== Segment start ==
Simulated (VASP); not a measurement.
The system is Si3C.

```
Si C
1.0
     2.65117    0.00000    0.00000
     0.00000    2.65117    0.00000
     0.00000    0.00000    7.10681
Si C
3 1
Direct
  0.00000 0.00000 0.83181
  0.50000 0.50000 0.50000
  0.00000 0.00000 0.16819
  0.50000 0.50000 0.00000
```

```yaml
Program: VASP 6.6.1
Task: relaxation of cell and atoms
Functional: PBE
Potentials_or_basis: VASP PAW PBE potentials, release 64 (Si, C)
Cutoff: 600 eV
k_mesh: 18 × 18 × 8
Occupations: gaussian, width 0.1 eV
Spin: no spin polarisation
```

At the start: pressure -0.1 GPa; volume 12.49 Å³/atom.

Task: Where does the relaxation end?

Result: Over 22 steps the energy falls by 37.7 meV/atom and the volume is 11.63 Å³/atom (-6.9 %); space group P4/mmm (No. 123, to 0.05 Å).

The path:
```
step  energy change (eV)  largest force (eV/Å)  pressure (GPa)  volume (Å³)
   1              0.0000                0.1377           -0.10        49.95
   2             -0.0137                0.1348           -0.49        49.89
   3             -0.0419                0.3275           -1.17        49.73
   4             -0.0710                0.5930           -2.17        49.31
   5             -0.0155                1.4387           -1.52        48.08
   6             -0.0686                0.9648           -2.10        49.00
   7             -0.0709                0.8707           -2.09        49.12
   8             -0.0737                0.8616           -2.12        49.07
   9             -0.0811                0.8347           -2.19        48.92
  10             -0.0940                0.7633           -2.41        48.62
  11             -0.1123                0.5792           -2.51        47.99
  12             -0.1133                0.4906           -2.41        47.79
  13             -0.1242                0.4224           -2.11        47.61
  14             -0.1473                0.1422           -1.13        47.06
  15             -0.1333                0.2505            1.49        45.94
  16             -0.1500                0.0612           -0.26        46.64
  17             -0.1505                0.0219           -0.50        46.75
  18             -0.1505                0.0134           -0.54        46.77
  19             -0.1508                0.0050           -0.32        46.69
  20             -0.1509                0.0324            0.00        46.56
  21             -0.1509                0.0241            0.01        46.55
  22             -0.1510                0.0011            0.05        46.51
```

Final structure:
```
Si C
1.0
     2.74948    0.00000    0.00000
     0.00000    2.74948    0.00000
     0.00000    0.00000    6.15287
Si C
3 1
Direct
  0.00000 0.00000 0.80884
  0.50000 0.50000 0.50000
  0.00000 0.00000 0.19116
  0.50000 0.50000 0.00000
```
== Segment end ==

#### Work instruction:
An exact repetition of the material above is required, from its first line through the line holding "At the start: pressure", with nothing added.

#### Task output:
Simulated (VASP); not a measurement.
The system is Si3C.

```
Si C
1.0
     2.65117    0.00000    0.00000
     0.00000    2.65117    0.00000
     0.00000    0.00000    7.10681
Si C
3 1
Direct
  0.00000 0.00000 0.83181
  0.50000 0.50000 0.50000
  0.00000 0.00000 0.16819
  0.50000 0.50000 0.00000
```

```yaml
Program: VASP 6.6.1
Task: relaxation of cell and atoms
Functional: PBE
Potentials_or_basis: VASP PAW PBE potentials, release 64 (Si, C)
Cutoff: 600 eV
k_mesh: 18 × 18 × 8
Occupations: gaussian, width 0.1 eV
Spin: no spin polarisation
```

At the start: pressure -0.1 GPa; volume 12.49 Å³/atom.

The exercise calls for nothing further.